[Input data]
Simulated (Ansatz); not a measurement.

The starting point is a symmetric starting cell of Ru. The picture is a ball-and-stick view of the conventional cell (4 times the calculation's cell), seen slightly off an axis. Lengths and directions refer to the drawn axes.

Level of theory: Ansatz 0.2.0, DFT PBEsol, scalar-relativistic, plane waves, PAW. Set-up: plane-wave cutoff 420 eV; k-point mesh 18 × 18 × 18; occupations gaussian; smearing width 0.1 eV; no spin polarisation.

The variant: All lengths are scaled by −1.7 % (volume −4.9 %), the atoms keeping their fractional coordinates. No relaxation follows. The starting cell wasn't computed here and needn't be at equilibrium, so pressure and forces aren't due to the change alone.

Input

[Work order]
Restate the entries above word for word, beginning with their first line and ending with the line holding "Level of theory: Ansatz"; omit everything else.

[Written answer]
Simulated (Ansatz); not a measurement.

The starting point is a symmetric starting cell of Ru. The picture is a ball-and-stick view of the conventional cell (4 times the calculation's cell), seen slightly off an axis. Lengths and directions refer to the drawn axes.

Level of theory: Ansatz 0.2.0, DFT PBEsol, scalar-relativistic, plane waves, PAW. Set-up: plane-wave cutoff 420 eV; k-point mesh 18 × 18 × 18; occupations gaussian; smearing width 0.1 eV; no spin polarisation.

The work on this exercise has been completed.